- **ASSIGNED TASK**: Below are several entries. Transcribe exactly those lines that fall from the one with "Numbers from this" through the one with "Running mean over", end lines included.

=== Begin Enclosure ===
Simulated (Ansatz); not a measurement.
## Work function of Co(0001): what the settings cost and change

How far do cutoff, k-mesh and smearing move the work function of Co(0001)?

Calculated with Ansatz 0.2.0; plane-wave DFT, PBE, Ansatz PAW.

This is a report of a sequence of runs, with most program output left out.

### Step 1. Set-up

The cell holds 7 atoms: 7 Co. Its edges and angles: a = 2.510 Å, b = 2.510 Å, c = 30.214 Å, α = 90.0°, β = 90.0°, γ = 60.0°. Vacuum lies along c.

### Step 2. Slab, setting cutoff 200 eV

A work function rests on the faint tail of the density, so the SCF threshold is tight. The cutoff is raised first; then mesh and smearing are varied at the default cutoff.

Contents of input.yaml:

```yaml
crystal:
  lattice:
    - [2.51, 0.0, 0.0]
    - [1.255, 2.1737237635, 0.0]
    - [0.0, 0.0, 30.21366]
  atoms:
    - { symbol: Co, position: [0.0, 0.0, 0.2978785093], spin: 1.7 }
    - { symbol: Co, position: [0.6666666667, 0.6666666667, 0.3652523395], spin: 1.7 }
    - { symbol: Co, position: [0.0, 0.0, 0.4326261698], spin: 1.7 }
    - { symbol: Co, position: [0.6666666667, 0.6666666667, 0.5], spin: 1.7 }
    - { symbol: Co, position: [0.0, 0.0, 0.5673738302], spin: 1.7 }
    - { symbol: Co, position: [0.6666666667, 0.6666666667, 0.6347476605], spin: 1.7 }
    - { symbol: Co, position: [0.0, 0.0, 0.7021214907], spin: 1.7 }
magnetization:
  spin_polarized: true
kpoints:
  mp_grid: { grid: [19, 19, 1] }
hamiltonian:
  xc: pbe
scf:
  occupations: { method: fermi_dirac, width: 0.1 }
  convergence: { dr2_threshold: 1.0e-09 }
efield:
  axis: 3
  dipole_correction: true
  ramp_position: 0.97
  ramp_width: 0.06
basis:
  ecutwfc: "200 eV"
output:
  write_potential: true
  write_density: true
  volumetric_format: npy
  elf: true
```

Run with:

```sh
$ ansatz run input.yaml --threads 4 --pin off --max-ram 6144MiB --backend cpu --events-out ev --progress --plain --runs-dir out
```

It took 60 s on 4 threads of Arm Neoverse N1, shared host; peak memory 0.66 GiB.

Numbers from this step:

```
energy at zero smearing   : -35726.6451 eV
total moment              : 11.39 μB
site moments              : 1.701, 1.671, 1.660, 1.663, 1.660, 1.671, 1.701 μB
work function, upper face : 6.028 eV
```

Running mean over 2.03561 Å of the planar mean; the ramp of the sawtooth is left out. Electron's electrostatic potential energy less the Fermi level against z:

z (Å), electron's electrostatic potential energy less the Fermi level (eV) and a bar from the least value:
=== End Enclosure ===

- **EXPECTED ANSWER**:
Numbers from this step:

```
energy at zero smearing   : -35726.6451 eV
total moment              : 11.39 μB
site moments              : 1.701, 1.671, 1.660, 1.663, 1.660, 1.671, 1.701 μB
work function, upper face : 6.028 eV
```

Running mean over 2.03561 Å of the planar mean; the ramp of the sawtooth is left out. Electron's electrostatic potential energy less the Fermi level against z:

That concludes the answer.